Information provided section start
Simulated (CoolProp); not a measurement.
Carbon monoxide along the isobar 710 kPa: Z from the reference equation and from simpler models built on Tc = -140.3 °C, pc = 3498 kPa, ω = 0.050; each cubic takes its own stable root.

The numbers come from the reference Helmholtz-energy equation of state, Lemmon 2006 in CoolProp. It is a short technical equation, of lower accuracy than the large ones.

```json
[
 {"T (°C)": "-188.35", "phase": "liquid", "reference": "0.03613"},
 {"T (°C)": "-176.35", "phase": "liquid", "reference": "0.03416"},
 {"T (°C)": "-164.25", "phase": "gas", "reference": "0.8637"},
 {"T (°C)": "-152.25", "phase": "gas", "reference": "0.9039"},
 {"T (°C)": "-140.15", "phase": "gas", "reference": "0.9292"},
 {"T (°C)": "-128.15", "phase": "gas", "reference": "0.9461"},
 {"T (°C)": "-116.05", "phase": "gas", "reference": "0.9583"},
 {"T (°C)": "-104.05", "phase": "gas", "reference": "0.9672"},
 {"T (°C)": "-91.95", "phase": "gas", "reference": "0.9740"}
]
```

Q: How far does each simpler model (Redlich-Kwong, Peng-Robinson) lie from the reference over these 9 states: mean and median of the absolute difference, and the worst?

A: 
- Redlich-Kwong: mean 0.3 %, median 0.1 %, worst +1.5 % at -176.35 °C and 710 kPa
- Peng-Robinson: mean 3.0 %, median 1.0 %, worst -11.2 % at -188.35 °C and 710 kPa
Information provided section end

*Activity:* Return the material above in full, exactly as written.

*Answer box:*
Simulated (CoolProp); not a measurement.
Carbon monoxide along the isobar 710 kPa: Z from the reference equation and from simpler models built on Tc = -140.3 °C, pc = 3498 kPa, ω = 0.050; each cubic takes its own stable root.

The numbers come from the reference Helmholtz-energy equation of state, Lemmon 2006 in CoolProp. It is a short technical equation, of lower accuracy than the large ones.

```json
[
 {"T (°C)": "-188.35", "phase": "liquid", "reference": "0.03613"},
 {"T (°C)": "-176.35", "phase": "liquid", "reference": "0.03416"},
 {"T (°C)": "-164.25", "phase": "gas", "reference": "0.8637"},
 {"T (°C)": "-152.25", "phase": "gas", "reference": "0.9039"},
 {"T (°C)": "-140.15", "phase": "gas", "reference": "0.9292"},
 {"T (°C)": "-128.15", "phase": "gas", "reference": "0.9461"},
 {"T (°C)": "-116.05", "phase": "gas", "reference": "0.9583"},
 {"T (°C)": "-104.05", "phase": "gas", "reference": "0.9672"},
 {"T (°C)": "-91.95", "phase": "gas", "reference": "0.9740"}
]
```

Q: How far does each simpler model (Redlich-Kwong, Peng-Robinson) lie from the reference over these 9 states: mean and median of the absolute difference, and the worst?

A: 
- Redlich-Kwong: mean 0.3 %, median 0.1 %, worst +1.5 % at -176.35 °C and 710 kPa
- Peng-Robinson: mean 3.0 %, median 1.0 %, worst -11.2 % at -188.35 °C and 710 kPa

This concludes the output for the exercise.